▸ **Required action**: Among the entries below, find the line with "- Band gap on", then quote it and each following line up to and including the line with "Caveat: spin-orbit coupling", and nothing else.

[Opening Entries provided section]

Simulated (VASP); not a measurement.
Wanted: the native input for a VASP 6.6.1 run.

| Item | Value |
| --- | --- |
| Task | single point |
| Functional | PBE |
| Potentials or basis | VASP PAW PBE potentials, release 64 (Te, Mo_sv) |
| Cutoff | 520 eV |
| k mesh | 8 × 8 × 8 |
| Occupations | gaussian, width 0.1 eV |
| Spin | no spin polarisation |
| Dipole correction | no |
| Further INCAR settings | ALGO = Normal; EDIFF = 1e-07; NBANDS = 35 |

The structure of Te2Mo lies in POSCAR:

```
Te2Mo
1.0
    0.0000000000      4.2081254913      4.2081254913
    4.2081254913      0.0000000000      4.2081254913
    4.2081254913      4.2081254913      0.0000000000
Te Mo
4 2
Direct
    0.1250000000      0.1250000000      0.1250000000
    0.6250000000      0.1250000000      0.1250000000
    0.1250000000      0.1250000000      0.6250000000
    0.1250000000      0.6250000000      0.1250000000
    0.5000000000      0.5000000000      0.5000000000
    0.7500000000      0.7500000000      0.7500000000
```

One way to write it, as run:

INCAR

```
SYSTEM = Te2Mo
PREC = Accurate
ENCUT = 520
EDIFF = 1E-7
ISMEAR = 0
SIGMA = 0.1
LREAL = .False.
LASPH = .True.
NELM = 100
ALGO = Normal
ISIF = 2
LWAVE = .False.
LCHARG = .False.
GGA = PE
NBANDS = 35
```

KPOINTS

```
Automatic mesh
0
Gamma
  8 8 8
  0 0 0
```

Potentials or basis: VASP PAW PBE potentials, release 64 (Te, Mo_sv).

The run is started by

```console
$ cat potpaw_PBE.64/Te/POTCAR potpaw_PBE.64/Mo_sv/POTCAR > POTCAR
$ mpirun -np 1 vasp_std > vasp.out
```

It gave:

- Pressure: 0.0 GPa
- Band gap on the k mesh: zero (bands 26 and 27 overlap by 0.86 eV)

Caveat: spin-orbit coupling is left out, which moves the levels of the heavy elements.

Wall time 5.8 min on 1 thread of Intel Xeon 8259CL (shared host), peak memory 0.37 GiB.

[Closing Entries provided section]

▸ **Your response**:
- Band gap on the k mesh: zero (bands 26 and 27 overlap by 0.86 eV)

Caveat: spin-orbit coupling is left out, which moves the levels of the heavy elements.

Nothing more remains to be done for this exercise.